· · · ·

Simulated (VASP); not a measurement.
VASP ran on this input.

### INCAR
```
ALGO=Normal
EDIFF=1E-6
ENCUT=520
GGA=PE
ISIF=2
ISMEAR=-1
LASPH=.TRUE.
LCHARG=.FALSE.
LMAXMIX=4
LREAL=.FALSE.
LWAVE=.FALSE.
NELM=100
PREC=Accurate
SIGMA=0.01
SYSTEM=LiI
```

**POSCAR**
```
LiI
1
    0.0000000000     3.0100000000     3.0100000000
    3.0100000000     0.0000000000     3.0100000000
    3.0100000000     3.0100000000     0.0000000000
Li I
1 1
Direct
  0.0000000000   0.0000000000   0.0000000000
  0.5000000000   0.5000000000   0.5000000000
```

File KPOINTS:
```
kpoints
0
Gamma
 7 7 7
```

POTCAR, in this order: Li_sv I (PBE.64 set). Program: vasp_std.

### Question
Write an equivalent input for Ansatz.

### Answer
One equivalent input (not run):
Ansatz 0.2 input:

· · · ·

■ Work instruction
Output all of the data again. Match it exactly.

■ Response box
Simulated (VASP); not a measurement.
VASP ran on this input.

### INCAR
```
ALGO=Normal
EDIFF=1E-6
ENCUT=520
GGA=PE
ISIF=2
ISMEAR=-1
LASPH=.TRUE.
LCHARG=.FALSE.
LMAXMIX=4
LREAL=.FALSE.
LWAVE=.FALSE.
NELM=100
PREC=Accurate
SIGMA=0.01
SYSTEM=LiI
```

**POSCAR**
```
LiI
1
    0.0000000000     3.0100000000     3.0100000000
    3.0100000000     0.0000000000     3.0100000000
    3.0100000000     3.0100000000     0.0000000000
Li I
1 1
Direct
  0.0000000000   0.0000000000   0.0000000000
  0.5000000000   0.5000000000   0.5000000000
```

File KPOINTS:
```
kpoints
0
Gamma
 7 7 7
```

POTCAR, in this order: Li_sv I (PBE.64 set). Program: vasp_std.

### Question
Write an equivalent input for Ansatz.

### Answer
One equivalent input (not run):
Ansatz 0.2 input:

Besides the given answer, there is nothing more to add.